Activity: Give every line of the listing word for word, beginning at the first and including the line with "of the gap." as the last.

Dataset records:
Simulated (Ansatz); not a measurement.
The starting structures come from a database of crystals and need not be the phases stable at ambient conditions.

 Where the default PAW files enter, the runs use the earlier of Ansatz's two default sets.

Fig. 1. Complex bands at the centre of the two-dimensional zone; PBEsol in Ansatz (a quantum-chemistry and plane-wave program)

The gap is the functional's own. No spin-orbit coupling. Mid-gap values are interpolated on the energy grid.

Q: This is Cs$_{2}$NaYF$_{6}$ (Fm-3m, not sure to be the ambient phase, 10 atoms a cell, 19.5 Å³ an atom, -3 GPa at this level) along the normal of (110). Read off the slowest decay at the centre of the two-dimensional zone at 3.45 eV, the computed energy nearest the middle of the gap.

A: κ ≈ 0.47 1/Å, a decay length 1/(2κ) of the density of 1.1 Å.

Your solution:
Simulated (Ansatz); not a measurement.
The starting structures come from a database of crystals and need not be the phases stable at ambient conditions.

 Where the default PAW files enter, the runs use the earlier of Ansatz's two default sets.

Fig. 1. Complex bands at the centre of the two-dimensional zone; PBEsol in Ansatz (a quantum-chemistry and plane-wave program)

The gap is the functional's own. No spin-orbit coupling. Mid-gap values are interpolated on the energy grid.

Q: This is Cs$_{2}$NaYF$_{6}$ (Fm-3m, not sure to be the ambient phase, 10 atoms a cell, 19.5 Å³ an atom, -3 GPa at this level) along the normal of (110). Read off the slowest decay at the centre of the two-dimensional zone at 3.45 eV, the computed energy nearest the middle of the gap.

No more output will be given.